▶ _WORK ORDER_: In the listing below, the lines from the first through the one with "Computed with this" are to be copied word for word.

[[ MATERIAL PROVIDED open ]]

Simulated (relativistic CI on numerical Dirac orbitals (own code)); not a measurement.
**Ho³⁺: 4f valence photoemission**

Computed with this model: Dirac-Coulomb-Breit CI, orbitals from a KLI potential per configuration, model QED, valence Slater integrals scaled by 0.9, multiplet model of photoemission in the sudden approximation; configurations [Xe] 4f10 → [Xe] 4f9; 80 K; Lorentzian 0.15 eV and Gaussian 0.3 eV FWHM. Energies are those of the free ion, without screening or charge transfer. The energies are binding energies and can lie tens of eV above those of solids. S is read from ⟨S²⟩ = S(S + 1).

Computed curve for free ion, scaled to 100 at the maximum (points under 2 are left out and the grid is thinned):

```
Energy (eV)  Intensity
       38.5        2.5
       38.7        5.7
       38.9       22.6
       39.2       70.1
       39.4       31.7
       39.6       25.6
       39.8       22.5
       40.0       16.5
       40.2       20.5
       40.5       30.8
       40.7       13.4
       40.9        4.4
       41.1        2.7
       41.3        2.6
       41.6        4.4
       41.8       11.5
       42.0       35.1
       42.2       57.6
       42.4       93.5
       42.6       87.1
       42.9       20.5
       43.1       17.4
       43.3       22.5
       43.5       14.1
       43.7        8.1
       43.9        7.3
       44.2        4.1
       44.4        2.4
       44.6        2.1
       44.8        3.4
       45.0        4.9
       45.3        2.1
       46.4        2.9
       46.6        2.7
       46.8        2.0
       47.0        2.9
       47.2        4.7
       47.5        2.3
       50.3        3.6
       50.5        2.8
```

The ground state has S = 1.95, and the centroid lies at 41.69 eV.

[[ MATERIAL PROVIDED closed ]]

▶ _TASK RESPONSE_:
Simulated (relativistic CI on numerical Dirac orbitals (own code)); not a measurement.
**Ho³⁺: 4f valence photoemission**

Computed with this model: Dirac-Coulomb-Breit CI, orbitals from a KLI potential per configuration, model QED, valence Slater integrals scaled by 0.9, multiplet model of photoemission in the sudden approximation; configurations [Xe] 4f10 → [Xe] 4f9; 80 K; Lorentzian 0.15 eV and Gaussian 0.3 eV FWHM. Energies are those of the free ion, without screening or charge transfer. The energies are binding energies and can lie tens of eV above those of solids. S is read from ⟨S²⟩ = S(S + 1).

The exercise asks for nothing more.